##############################

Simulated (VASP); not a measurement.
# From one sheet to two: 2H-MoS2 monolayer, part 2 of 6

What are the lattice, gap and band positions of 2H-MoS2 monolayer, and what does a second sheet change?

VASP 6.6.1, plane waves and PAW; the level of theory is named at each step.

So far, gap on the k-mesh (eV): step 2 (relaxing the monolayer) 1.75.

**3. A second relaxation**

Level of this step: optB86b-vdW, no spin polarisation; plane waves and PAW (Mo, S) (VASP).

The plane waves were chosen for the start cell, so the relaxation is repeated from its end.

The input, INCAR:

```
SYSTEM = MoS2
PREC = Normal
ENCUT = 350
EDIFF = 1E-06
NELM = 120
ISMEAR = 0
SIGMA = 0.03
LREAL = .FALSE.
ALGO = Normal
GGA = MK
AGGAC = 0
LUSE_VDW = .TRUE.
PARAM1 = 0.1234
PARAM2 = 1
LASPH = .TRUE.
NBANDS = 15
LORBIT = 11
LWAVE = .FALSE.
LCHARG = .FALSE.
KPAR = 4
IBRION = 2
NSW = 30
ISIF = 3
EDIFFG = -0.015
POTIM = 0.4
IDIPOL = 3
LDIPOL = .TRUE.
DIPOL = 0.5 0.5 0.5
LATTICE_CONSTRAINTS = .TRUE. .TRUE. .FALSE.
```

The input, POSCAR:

##############################

Exercise
Retype all the data, changing nothing.

Written reply
Simulated (VASP); not a measurement.
# From one sheet to two: 2H-MoS2 monolayer, part 2 of 6

What are the lattice, gap and band positions of 2H-MoS2 monolayer, and what does a second sheet change?

VASP 6.6.1, plane waves and PAW; the level of theory is named at each step.

So far, gap on the k-mesh (eV): step 2 (relaxing the monolayer) 1.75.

**3. A second relaxation**

Level of this step: optB86b-vdW, no spin polarisation; plane waves and PAW (Mo, S) (VASP).

The plane waves were chosen for the start cell, so the relaxation is repeated from its end.

The input, INCAR:

```
SYSTEM = MoS2
PREC = Normal
ENCUT = 350
EDIFF = 1E-06
NELM = 120
ISMEAR = 0
SIGMA = 0.03
LREAL = .FALSE.
ALGO = Normal
GGA = MK
AGGAC = 0
LUSE_VDW = .TRUE.
PARAM1 = 0.1234
PARAM2 = 1
LASPH = .TRUE.
NBANDS = 15
LORBIT = 11
LWAVE = .FALSE.
LCHARG = .FALSE.
KPAR = 4
IBRION = 2
NSW = 30
ISIF = 3
EDIFFG = -0.015
POTIM = 0.4
IDIPOL = 3
LDIPOL = .TRUE.
DIPOL = 0.5 0.5 0.5
LATTICE_CONSTRAINTS = .TRUE. .TRUE. .FALSE.
```

The input, POSCAR:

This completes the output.